_Assigned task:_
Would you give the data below back exactly as it reads?

***

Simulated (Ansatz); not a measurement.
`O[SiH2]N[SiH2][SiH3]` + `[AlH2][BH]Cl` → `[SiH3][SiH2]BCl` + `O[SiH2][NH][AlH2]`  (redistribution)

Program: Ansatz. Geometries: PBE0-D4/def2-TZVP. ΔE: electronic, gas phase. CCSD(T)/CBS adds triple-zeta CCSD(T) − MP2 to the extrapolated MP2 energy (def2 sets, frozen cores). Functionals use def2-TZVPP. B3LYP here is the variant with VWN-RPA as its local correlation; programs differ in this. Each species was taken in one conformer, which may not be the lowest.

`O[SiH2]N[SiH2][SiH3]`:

***

_Exercise solution:_
Simulated (Ansatz); not a measurement.
`O[SiH2]N[SiH2][SiH3]` + `[AlH2][BH]Cl` → `[SiH3][SiH2]BCl` + `O[SiH2][NH][AlH2]`  (redistribution)

Program: Ansatz. Geometries: PBE0-D4/def2-TZVP. ΔE: electronic, gas phase. CCSD(T)/CBS adds triple-zeta CCSD(T) − MP2 to the extrapolated MP2 energy (def2 sets, frozen cores). Functionals use def2-TZVPP. B3LYP here is the variant with VWN-RPA as its local correlation; programs differ in this. Each species was taken in one conformer, which may not be the lowest.

`O[SiH2]N[SiH2][SiH3]`:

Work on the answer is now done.